* **Assignment**: Which lines run from the start of the data below to the line containing "- Triple product P = s delta D_b."? Set them down exactly, with none added.

* **Data shown**:
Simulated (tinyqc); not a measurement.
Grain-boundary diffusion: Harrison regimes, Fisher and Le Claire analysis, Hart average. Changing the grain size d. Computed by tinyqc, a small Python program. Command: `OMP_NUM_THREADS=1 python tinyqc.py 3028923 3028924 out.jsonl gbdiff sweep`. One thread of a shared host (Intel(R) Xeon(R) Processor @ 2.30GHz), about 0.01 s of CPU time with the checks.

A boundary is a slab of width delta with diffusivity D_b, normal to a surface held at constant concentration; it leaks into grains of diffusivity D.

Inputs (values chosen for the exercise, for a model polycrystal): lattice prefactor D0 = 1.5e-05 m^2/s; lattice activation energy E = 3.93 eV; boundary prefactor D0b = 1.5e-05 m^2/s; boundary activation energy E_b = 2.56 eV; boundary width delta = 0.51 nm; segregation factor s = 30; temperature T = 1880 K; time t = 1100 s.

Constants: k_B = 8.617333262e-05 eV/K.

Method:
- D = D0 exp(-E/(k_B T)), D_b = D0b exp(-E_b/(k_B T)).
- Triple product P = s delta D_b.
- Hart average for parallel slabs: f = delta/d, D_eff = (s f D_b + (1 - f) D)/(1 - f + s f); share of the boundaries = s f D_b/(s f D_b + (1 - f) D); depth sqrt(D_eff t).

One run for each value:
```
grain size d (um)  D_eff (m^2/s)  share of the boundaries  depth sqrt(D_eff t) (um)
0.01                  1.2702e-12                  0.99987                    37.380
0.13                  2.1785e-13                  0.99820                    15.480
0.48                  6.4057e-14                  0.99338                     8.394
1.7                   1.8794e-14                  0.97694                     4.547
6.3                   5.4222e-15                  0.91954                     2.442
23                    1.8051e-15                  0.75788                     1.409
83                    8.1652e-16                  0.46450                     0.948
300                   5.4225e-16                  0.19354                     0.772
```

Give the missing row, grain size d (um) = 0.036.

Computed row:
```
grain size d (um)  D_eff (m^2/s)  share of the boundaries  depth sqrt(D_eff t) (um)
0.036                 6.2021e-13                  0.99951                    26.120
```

* **Task result**:
Simulated (tinyqc); not a measurement.
Grain-boundary diffusion: Harrison regimes, Fisher and Le Claire analysis, Hart average. Changing the grain size d. Computed by tinyqc, a small Python program. Command: `OMP_NUM_THREADS=1 python tinyqc.py 3028923 3028924 out.jsonl gbdiff sweep`. One thread of a shared host (Intel(R) Xeon(R) Processor @ 2.30GHz), about 0.01 s of CPU time with the checks.

A boundary is a slab of width delta with diffusivity D_b, normal to a surface held at constant concentration; it leaks into grains of diffusivity D.

Inputs (values chosen for the exercise, for a model polycrystal): lattice prefactor D0 = 1.5e-05 m^2/s; lattice activation energy E = 3.93 eV; boundary prefactor D0b = 1.5e-05 m^2/s; boundary activation energy E_b = 2.56 eV; boundary width delta = 0.51 nm; segregation factor s = 30; temperature T = 1880 K; time t = 1100 s.

Constants: k_B = 8.617333262e-05 eV/K.

Method:
- D = D0 exp(-E/(k_B T)), D_b = D0b exp(-E_b/(k_B T)).
- Triple product P = s delta D_b.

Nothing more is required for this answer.